__WORK INSTRUCTION__
The full set of records must be returned exactly, character for character.

__INFORMATION PROVIDED__
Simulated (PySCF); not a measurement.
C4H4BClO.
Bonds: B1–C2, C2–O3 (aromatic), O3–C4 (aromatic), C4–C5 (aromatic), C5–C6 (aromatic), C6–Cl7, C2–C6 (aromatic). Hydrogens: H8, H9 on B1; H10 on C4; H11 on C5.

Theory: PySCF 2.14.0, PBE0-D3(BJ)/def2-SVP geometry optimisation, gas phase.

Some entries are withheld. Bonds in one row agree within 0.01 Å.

__PROBLEM SOLUTION__
Simulated (PySCF); not a measurement.
C4H4BClO.
Bonds: B1–C2, C2–O3 (aromatic), O3–C4 (aromatic), C4–C5 (aromatic), C5–C6 (aromatic), C6–Cl7, C2–C6 (aromatic). Hydrogens: H8, H9 on B1; H10 on C4; H11 on C5.

Theory: PySCF 2.14.0, PBE0-D3(BJ)/def2-SVP geometry optimisation, gas phase.

Some entries are withheld. Bonds in one row agree within 0.01 Å.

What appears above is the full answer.